(Beginning of Given entries)

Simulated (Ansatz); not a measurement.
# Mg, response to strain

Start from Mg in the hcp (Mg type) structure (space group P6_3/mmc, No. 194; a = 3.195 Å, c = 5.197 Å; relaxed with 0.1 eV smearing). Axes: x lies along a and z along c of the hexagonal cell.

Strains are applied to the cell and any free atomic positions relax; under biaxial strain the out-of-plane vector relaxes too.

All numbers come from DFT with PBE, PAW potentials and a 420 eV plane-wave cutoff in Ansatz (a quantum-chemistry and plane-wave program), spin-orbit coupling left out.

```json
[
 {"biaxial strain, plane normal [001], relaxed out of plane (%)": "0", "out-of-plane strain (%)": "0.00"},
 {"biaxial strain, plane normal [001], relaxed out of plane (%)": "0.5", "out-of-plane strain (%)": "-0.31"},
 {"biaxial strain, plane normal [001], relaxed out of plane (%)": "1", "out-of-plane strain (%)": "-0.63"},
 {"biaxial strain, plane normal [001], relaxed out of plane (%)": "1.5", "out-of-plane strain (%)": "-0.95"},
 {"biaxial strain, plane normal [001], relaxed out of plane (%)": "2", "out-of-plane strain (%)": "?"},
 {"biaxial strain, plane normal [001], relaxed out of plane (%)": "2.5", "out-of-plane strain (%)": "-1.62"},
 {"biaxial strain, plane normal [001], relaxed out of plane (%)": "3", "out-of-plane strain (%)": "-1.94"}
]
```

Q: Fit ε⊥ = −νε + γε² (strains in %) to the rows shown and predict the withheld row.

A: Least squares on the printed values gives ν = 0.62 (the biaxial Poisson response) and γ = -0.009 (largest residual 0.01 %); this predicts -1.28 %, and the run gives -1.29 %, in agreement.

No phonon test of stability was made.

(End of Given entries)

**Assignment:** Copy the stretch of the records above that runs from the line with "Strains are applied" through the line with "A: Least squares". Both end lines belong in the copy, and nothing else does.

**Answer section:**
Strains are applied to the cell and any free atomic positions relax; under biaxial strain the out-of-plane vector relaxes too.

All numbers come from DFT with PBE, PAW potentials and a 420 eV plane-wave cutoff in Ansatz (a quantum-chemistry and plane-wave program), spin-orbit coupling left out.

```json
[
 {"biaxial strain, plane normal [001], relaxed out of plane (%)": "0", "out-of-plane strain (%)": "0.00"},
 {"biaxial strain, plane normal [001], relaxed out of plane (%)": "0.5", "out-of-plane strain (%)": "-0.31"},
 {"biaxial strain, plane normal [001], relaxed out of plane (%)": "1", "out-of-plane strain (%)": "-0.63"},
 {"biaxial strain, plane normal [001], relaxed out of plane (%)": "1.5", "out-of-plane strain (%)": "-0.95"},
 {"biaxial strain, plane normal [001], relaxed out of plane (%)": "2", "out-of-plane strain (%)": "?"},
 {"biaxial strain, plane normal [001], relaxed out of plane (%)": "2.5", "out-of-plane strain (%)": "-1.62"},
 {"biaxial strain, plane normal [001], relaxed out of plane (%)": "3", "out-of-plane strain (%)": "-1.94"}
]
```

Q: Fit ε⊥ = −νε + γε² (strains in %) to the rows shown and predict the withheld row.

A: Least squares on the printed values gives ν = 0.62 (the biaxial Poisson response) and γ = -0.009 (largest residual 0.01 %); this predicts -1.28 %, and the run gives -1.29 %, in agreement.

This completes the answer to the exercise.